*ACTIVITY*:
Every entry below should be printed again exactly as it reads.

*RAW DATA*:
+ + + + +
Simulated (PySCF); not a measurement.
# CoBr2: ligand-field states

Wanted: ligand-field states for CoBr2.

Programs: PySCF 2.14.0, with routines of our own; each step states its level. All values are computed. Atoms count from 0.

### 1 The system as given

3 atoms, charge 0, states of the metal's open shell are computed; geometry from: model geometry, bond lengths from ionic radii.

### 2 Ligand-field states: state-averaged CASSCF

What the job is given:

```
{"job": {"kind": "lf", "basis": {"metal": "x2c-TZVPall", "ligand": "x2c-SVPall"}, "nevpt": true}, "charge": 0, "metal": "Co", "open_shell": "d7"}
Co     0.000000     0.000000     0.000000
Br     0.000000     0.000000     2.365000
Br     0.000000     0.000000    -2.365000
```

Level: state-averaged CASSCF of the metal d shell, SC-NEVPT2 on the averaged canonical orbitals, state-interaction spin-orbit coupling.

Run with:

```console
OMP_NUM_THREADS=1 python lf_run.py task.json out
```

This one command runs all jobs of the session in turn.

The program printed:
+ + + + +

*YOUR SOLUTION*:
Simulated (PySCF); not a measurement.
# CoBr2: ligand-field states

Wanted: ligand-field states for CoBr2.

Programs: PySCF 2.14.0, with routines of our own; each step states its level. All values are computed. Atoms count from 0.

### 1 The system as given

3 atoms, charge 0, states of the metal's open shell are computed; geometry from: model geometry, bond lengths from ionic radii.

### 2 Ligand-field states: state-averaged CASSCF

What the job is given:

```
{"job": {"kind": "lf", "basis": {"metal": "x2c-TZVPall", "ligand": "x2c-SVPall"}, "nevpt": true}, "charge": 0, "metal": "Co", "open_shell": "d7"}
Co     0.000000     0.000000     0.000000
Br     0.000000     0.000000     2.365000
Br     0.000000     0.000000    -2.365000
```

Level: state-averaged CASSCF of the metal d shell, SC-NEVPT2 on the averaged canonical orbitals, state-interaction spin-orbit coupling.

Run with:

```console
OMP_NUM_THREADS=1 python lf_run.py task.json out
```

This one command runs all jobs of the session in turn.

The program printed:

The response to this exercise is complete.